**THE DATA**
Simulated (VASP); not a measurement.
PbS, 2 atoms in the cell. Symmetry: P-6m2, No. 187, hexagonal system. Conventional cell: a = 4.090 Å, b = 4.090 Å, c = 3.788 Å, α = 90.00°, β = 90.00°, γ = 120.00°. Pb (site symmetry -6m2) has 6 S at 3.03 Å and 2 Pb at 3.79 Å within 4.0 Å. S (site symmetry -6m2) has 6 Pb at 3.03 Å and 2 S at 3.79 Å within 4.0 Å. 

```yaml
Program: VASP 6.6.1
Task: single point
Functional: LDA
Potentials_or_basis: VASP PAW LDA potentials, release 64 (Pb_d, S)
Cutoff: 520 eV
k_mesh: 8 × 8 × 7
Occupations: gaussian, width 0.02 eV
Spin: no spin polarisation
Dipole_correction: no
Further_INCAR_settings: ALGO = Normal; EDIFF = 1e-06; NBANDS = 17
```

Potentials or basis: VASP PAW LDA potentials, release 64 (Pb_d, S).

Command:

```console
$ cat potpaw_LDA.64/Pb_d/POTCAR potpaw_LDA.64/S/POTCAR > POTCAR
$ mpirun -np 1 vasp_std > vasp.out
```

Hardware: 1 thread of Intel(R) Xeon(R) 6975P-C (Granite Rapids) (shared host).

**BRIEF**
In full and without error, transcribe each of the entries.

**PROBLEM SOLUTION**
Simulated (VASP); not a measurement.
PbS, 2 atoms in the cell. Symmetry: P-6m2, No. 187, hexagonal system. Conventional cell: a = 4.090 Å, b = 4.090 Å, c = 3.788 Å, α = 90.00°, β = 90.00°, γ = 120.00°. Pb (site symmetry -6m2) has 6 S at 3.03 Å and 2 Pb at 3.79 Å within 4.0 Å. S (site symmetry -6m2) has 6 Pb at 3.03 Å and 2 S at 3.79 Å within 4.0 Å. 

```yaml
Program: VASP 6.6.1
Task: single point
Functional: LDA
Potentials_or_basis: VASP PAW LDA potentials, release 64 (Pb_d, S)
Cutoff: 520 eV
k_mesh: 8 × 8 × 7
Occupations: gaussian, width 0.02 eV
Spin: no spin polarisation
Dipole_correction: no
Further_INCAR_settings: ALGO = Normal; EDIFF = 1e-06; NBANDS = 17
```

Potentials or basis: VASP PAW LDA potentials, release 64 (Pb_d, S).

Command:

```console
$ cat potpaw_LDA.64/Pb_d/POTCAR potpaw_LDA.64/S/POTCAR > POTCAR
$ mpirun -np 1 vasp_std > vasp.out
```

Hardware: 1 thread of Intel(R) Xeon(R) 6975P-C (Granite Rapids) (shared host).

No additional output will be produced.